--
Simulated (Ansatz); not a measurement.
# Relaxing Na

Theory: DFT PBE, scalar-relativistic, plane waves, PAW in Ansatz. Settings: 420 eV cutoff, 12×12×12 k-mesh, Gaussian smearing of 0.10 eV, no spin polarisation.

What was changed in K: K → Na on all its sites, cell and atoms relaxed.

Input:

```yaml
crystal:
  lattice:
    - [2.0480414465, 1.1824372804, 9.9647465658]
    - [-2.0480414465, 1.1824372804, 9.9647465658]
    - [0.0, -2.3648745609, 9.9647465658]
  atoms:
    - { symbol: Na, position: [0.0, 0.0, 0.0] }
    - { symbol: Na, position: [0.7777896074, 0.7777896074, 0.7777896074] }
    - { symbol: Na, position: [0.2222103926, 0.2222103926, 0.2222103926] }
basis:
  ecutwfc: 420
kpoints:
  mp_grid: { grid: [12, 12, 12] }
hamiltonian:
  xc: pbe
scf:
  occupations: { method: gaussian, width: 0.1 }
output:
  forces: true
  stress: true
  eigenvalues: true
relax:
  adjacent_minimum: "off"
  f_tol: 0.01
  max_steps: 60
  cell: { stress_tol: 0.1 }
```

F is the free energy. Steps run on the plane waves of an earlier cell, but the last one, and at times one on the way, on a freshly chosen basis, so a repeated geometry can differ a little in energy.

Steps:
--

## [WORK ORDER]
From the data above, output exactly the lines between the one containing "Theory: DFT PBE, scalar-relativistic, plane" and the one containing "F is the free", counting both of them.

## [YOUR SOLUTION]
Theory: DFT PBE, scalar-relativistic, plane waves, PAW in Ansatz. Settings: 420 eV cutoff, 12×12×12 k-mesh, Gaussian smearing of 0.10 eV, no spin polarisation.

What was changed in K: K → Na on all its sites, cell and atoms relaxed.

Input:

```yaml
crystal:
  lattice:
    - [2.0480414465, 1.1824372804, 9.9647465658]
    - [-2.0480414465, 1.1824372804, 9.9647465658]
    - [0.0, -2.3648745609, 9.9647465658]
  atoms:
    - { symbol: Na, position: [0.0, 0.0, 0.0] }
    - { symbol: Na, position: [0.7777896074, 0.7777896074, 0.7777896074] }
    - { symbol: Na, position: [0.2222103926, 0.2222103926, 0.2222103926] }
basis:
  ecutwfc: 420
kpoints:
  mp_grid: { grid: [12, 12, 12] }
hamiltonian:
  xc: pbe
scf:
  occupations: { method: gaussian, width: 0.1 }
output:
  forces: true
  stress: true
  eigenvalues: true
relax:
  adjacent_minimum: "off"
  f_tol: 0.01
  max_steps: 60
  cell: { stress_tol: 0.1 }
```

F is the free energy. Steps run on the plane waves of an earlier cell, but the last one, and at times one on the way, on a freshly chosen basis, so a repeated geometry can differ a little in energy.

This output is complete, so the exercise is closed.